*ASSIGNMENT:*
Every record, down to the last line, must be given again exactly.

/---

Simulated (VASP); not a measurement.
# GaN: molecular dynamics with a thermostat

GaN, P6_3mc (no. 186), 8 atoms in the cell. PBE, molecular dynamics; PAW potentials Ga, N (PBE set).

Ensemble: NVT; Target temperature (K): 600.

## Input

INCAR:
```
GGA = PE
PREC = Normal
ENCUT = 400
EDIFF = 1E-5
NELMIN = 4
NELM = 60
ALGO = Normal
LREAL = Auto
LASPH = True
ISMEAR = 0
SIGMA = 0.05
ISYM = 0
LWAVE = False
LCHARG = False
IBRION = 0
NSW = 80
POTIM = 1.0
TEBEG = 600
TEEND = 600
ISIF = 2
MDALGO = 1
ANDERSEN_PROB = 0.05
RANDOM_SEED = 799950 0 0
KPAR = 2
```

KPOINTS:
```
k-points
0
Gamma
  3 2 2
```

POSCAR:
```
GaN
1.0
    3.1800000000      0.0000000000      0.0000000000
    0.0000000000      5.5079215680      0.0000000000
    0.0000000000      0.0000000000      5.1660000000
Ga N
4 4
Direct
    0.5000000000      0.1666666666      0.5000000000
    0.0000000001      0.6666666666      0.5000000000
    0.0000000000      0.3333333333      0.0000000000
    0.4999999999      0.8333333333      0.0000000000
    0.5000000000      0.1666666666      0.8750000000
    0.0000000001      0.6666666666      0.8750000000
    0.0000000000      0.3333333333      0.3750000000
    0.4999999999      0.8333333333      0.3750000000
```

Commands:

\---

*EXERCISE SOLUTION:*
Simulated (VASP); not a measurement.
# GaN: molecular dynamics with a thermostat

GaN, P6_3mc (no. 186), 8 atoms in the cell. PBE, molecular dynamics; PAW potentials Ga, N (PBE set).

Ensemble: NVT; Target temperature (K): 600.

## Input

INCAR:
```
GGA = PE
PREC = Normal
ENCUT = 400
EDIFF = 1E-5
NELMIN = 4
NELM = 60
ALGO = Normal
LREAL = Auto
LASPH = True
ISMEAR = 0
SIGMA = 0.05
ISYM = 0
LWAVE = False
LCHARG = False
IBRION = 0
NSW = 80
POTIM = 1.0
TEBEG = 600
TEEND = 600
ISIF = 2
MDALGO = 1
ANDERSEN_PROB = 0.05
RANDOM_SEED = 799950 0 0
KPAR = 2
```

KPOINTS:
```
k-points
0
Gamma
  3 2 2
```

POSCAR:
```
GaN
1.0
    3.1800000000      0.0000000000      0.0000000000
    0.0000000000      5.5079215680      0.0000000000
    0.0000000000      0.0000000000      5.1660000000
Ga N
4 4
Direct
    0.5000000000      0.1666666666      0.5000000000
    0.0000000001      0.6666666666      0.5000000000
    0.0000000000      0.3333333333      0.0000000000
    0.4999999999      0.8333333333      0.0000000000
    0.5000000000      0.1666666666      0.8750000000
    0.0000000001      0.6666666666      0.8750000000
    0.0000000000      0.3333333333      0.3750000000
    0.4999999999      0.8333333333      0.3750000000
```

Commands:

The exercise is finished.